<<<<
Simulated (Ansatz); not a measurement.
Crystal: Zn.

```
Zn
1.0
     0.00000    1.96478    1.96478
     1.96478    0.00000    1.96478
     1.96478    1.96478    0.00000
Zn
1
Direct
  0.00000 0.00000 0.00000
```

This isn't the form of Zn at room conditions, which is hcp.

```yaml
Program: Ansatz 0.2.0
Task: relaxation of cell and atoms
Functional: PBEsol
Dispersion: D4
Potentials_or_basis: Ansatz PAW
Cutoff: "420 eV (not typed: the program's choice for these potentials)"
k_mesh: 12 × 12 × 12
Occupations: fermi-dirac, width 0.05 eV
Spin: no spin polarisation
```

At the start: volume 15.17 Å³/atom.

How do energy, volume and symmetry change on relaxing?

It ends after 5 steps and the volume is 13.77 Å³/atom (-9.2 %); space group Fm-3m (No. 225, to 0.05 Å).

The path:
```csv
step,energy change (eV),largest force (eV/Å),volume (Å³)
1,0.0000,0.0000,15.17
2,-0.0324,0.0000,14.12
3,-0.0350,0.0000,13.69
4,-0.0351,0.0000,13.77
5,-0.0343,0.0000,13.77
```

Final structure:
>>>>

Work instruction - Set down, unchanged, only those lines above that fall between the line with "Crystal: Zn." and the line with "How do energy, volume", the two end lines included.

Exercise solution -
Crystal: Zn.

```
Zn
1.0
     0.00000    1.96478    1.96478
     1.96478    0.00000    1.96478
     1.96478    1.96478    0.00000
Zn
1
Direct
  0.00000 0.00000 0.00000
```

This isn't the form of Zn at room conditions, which is hcp.

```yaml
Program: Ansatz 0.2.0
Task: relaxation of cell and atoms
Functional: PBEsol
Dispersion: D4
Potentials_or_basis: Ansatz PAW
Cutoff: "420 eV (not typed: the program's choice for these potentials)"
k_mesh: 12 × 12 × 12
Occupations: fermi-dirac, width 0.05 eV
Spin: no spin polarisation
```

At the start: volume 15.17 Å³/atom.

How do energy, volume and symmetry change on relaxing?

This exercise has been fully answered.